THE DATA:
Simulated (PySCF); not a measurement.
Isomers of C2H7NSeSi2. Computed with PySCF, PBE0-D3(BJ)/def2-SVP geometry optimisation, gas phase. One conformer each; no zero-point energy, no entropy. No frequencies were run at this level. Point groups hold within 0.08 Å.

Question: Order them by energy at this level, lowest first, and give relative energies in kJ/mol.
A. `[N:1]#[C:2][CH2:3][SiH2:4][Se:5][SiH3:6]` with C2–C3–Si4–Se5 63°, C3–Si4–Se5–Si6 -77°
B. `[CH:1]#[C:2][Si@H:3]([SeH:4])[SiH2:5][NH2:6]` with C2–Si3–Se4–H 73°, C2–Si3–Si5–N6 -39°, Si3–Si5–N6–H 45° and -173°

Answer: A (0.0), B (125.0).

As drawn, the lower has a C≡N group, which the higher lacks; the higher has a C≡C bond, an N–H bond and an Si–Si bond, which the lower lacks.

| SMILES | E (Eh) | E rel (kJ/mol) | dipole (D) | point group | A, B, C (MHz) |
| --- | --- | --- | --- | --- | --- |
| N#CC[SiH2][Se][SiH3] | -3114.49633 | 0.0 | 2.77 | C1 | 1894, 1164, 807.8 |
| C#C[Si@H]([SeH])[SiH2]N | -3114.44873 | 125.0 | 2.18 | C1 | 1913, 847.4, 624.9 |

WORK TASK: When you come to the line containing "1164, 807.8 |", give it and stop; before that, repeat each line of the material exactly from the first one.

TASK RESULT:
Simulated (PySCF); not a measurement.
Isomers of C2H7NSeSi2. Computed with PySCF, PBE0-D3(BJ)/def2-SVP geometry optimisation, gas phase. One conformer each; no zero-point energy, no entropy. No frequencies were run at this level. Point groups hold within 0.08 Å.

Question: Order them by energy at this level, lowest first, and give relative energies in kJ/mol.
A. `[N:1]#[C:2][CH2:3][SiH2:4][Se:5][SiH3:6]` with C2–C3–Si4–Se5 63°, C3–Si4–Se5–Si6 -77°
B. `[CH:1]#[C:2][Si@H:3]([SeH:4])[SiH2:5][NH2:6]` with C2–Si3–Se4–H 73°, C2–Si3–Si5–N6 -39°, Si3–Si5–N6–H 45° and -173°

Answer: A (0.0), B (125.0).

As drawn, the lower has a C≡N group, which the higher lacks; the higher has a C≡C bond, an N–H bond and an Si–Si bond, which the lower lacks.

| SMILES | E (Eh) | E rel (kJ/mol) | dipole (D) | point group | A, B, C (MHz) |
| --- | --- | --- | --- | --- | --- |
| N#CC[SiH2][Se][SiH3] | -3114.49633 | 0.0 | 2.77 | C1 | 1894, 1164, 807.8 |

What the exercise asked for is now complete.